__Action item__. Every line from the beginning of the data through the line containing "Potentials or basis: VASP" should be reproduced exactly, and no further lines should be output.

__Data records__.
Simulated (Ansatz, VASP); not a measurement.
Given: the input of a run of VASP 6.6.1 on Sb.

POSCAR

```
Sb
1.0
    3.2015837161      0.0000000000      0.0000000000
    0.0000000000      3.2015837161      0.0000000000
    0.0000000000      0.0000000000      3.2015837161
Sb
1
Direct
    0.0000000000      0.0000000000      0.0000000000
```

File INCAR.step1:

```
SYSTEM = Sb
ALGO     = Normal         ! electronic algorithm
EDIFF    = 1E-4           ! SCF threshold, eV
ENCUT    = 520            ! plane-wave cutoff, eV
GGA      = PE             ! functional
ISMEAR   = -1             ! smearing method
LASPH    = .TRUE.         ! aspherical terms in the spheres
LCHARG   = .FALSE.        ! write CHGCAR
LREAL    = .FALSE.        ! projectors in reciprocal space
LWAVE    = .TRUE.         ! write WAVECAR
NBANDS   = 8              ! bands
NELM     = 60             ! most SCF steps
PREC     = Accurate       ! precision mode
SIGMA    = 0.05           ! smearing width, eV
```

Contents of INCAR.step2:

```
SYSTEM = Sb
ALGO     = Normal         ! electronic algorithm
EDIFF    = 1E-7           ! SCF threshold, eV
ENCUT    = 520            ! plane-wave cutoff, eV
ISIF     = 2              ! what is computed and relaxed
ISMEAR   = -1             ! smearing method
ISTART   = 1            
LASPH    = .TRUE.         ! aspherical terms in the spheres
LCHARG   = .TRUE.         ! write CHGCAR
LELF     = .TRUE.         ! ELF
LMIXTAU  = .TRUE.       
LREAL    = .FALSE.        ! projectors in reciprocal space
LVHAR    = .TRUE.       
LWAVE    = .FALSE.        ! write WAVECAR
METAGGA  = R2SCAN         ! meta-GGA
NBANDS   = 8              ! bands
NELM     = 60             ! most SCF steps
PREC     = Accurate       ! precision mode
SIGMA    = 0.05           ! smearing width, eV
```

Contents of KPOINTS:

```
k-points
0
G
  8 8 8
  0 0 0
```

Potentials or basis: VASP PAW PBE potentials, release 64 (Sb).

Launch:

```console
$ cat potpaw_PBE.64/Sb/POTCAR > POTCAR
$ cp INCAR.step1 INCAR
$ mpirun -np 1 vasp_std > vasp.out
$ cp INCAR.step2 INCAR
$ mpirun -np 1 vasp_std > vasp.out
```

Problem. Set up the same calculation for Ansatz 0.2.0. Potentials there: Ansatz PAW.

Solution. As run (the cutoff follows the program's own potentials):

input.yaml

__Exercise answer__.
Simulated (Ansatz, VASP); not a measurement.
Given: the input of a run of VASP 6.6.1 on Sb.

POSCAR

```
Sb
1.0
    3.2015837161      0.0000000000      0.0000000000
    0.0000000000      3.2015837161      0.0000000000
    0.0000000000      0.0000000000      3.2015837161
Sb
1
Direct
    0.0000000000      0.0000000000      0.0000000000
```

File INCAR.step1:

```
SYSTEM = Sb
ALGO     = Normal         ! electronic algorithm
EDIFF    = 1E-4           ! SCF threshold, eV
ENCUT    = 520            ! plane-wave cutoff, eV
GGA      = PE             ! functional
ISMEAR   = -1             ! smearing method
LASPH    = .TRUE.         ! aspherical terms in the spheres
LCHARG   = .FALSE.        ! write CHGCAR
LREAL    = .FALSE.        ! projectors in reciprocal space
LWAVE    = .TRUE.         ! write WAVECAR
NBANDS   = 8              ! bands
NELM     = 60             ! most SCF steps
PREC     = Accurate       ! precision mode
SIGMA    = 0.05           ! smearing width, eV
```

Contents of INCAR.step2:

```
SYSTEM = Sb
ALGO     = Normal         ! electronic algorithm
EDIFF    = 1E-7           ! SCF threshold, eV
ENCUT    = 520            ! plane-wave cutoff, eV
ISIF     = 2              ! what is computed and relaxed
ISMEAR   = -1             ! smearing method
ISTART   = 1            
LASPH    = .TRUE.         ! aspherical terms in the spheres
LCHARG   = .TRUE.         ! write CHGCAR
LELF     = .TRUE.         ! ELF
LMIXTAU  = .TRUE.       
LREAL    = .FALSE.        ! projectors in reciprocal space
LVHAR    = .TRUE.       
LWAVE    = .FALSE.        ! write WAVECAR
METAGGA  = R2SCAN         ! meta-GGA
NBANDS   = 8              ! bands
NELM     = 60             ! most SCF steps
PREC     = Accurate       ! precision mode
SIGMA    = 0.05           ! smearing width, eV
```

Contents of KPOINTS:

```
k-points
0
G
  8 8 8
  0 0 0
```

Potentials or basis: VASP PAW PBE potentials, release 64 (Sb).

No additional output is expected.